• [WORK INSTRUCTION]
Retype the data that follows with no alterations, please.

===== LISTED RECORDS

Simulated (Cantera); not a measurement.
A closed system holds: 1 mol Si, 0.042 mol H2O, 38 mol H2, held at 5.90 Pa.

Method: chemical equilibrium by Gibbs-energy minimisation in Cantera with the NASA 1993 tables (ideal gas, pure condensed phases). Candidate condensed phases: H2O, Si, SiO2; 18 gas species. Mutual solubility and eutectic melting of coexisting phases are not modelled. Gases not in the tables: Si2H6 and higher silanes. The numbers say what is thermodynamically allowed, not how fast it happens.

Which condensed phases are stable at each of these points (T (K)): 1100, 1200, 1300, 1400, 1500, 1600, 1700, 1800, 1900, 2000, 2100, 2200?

==========

• [REPLY]
Simulated (Cantera); not a measurement.
A closed system holds: 1 mol Si, 0.042 mol H2O, 38 mol H2, held at 5.90 Pa.

Method: chemical equilibrium by Gibbs-energy minimisation in Cantera with the NASA 1993 tables (ideal gas, pure condensed phases). Candidate condensed phases: H2O, Si, SiO2; 18 gas species. Mutual solubility and eutectic melting of coexisting phases are not modelled. Gases not in the tables: Si2H6 and higher silanes. The numbers say what is thermodynamically allowed, not how fast it happens.

Which condensed phases are stable at each of these points (T (K)): 1100, 1200, 1300, 1400, 1500, 1600, 1700, 1800, 1900, 2000, 2100, 2200?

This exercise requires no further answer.